********************

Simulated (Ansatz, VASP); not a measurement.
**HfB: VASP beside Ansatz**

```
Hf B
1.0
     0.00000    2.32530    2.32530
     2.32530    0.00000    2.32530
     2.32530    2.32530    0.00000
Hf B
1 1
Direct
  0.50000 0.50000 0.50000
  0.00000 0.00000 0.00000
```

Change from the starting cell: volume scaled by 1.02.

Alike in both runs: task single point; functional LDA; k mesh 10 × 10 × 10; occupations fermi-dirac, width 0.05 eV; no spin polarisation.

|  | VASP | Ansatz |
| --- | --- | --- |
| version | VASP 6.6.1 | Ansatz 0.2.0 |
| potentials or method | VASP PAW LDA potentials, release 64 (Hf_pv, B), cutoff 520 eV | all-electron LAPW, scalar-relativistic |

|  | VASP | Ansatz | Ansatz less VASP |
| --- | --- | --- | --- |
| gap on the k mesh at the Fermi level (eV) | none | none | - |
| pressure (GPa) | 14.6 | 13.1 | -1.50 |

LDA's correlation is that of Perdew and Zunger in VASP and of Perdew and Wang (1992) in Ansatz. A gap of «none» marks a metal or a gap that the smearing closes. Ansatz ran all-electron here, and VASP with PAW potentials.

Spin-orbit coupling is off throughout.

********************

TASK ITEM:
Only the lines from the first line of the records through the line with "LDA's correlation is" should be reproduced, exactly and with nothing added.

REPLY:
Simulated (Ansatz, VASP); not a measurement.
**HfB: VASP beside Ansatz**

```
Hf B
1.0
     0.00000    2.32530    2.32530
     2.32530    0.00000    2.32530
     2.32530    2.32530    0.00000
Hf B
1 1
Direct
  0.50000 0.50000 0.50000
  0.00000 0.00000 0.00000
```

Change from the starting cell: volume scaled by 1.02.

Alike in both runs: task single point; functional LDA; k mesh 10 × 10 × 10; occupations fermi-dirac, width 0.05 eV; no spin polarisation.

|  | VASP | Ansatz |
| --- | --- | --- |
| version | VASP 6.6.1 | Ansatz 0.2.0 |
| potentials or method | VASP PAW LDA potentials, release 64 (Hf_pv, B), cutoff 520 eV | all-electron LAPW, scalar-relativistic |

|  | VASP | Ansatz | Ansatz less VASP |
| --- | --- | --- | --- |
| gap on the k mesh at the Fermi level (eV) | none | none | - |
| pressure (GPa) | 14.6 | 13.1 | -1.50 |

LDA's correlation is that of Perdew and Zunger in VASP and of Perdew and Wang (1992) in Ansatz. A gap of «none» marks a metal or a gap that the smearing closes. Ansatz ran all-electron here, and VASP with PAW potentials.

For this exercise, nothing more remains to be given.